→ **Action item**
Every entry must be repeated exactly in the answer.

→ **Supplied material**
====

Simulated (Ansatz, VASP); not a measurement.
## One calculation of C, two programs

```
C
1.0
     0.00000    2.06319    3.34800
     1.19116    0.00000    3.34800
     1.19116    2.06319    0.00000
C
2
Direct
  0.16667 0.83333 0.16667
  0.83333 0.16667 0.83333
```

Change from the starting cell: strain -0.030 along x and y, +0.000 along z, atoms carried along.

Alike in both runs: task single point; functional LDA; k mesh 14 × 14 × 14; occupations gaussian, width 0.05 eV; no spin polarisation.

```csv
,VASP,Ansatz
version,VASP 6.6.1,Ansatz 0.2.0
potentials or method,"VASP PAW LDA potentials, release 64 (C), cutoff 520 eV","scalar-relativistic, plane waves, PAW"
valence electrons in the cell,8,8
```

====

→ **Exercise solution**
Simulated (Ansatz, VASP); not a measurement.
## One calculation of C, two programs

```
C
1.0
     0.00000    2.06319    3.34800
     1.19116    0.00000    3.34800
     1.19116    2.06319    0.00000
C
2
Direct
  0.16667 0.83333 0.16667
  0.83333 0.16667 0.83333
```

Change from the starting cell: strain -0.030 along x and y, +0.000 along z, atoms carried along.

Alike in both runs: task single point; functional LDA; k mesh 14 × 14 × 14; occupations gaussian, width 0.05 eV; no spin polarisation.

```csv
,VASP,Ansatz
version,VASP 6.6.1,Ansatz 0.2.0
potentials or method,"VASP PAW LDA potentials, release 64 (C), cutoff 520 eV","scalar-relativistic, plane waves, PAW"
valence electrons in the cell,8,8
```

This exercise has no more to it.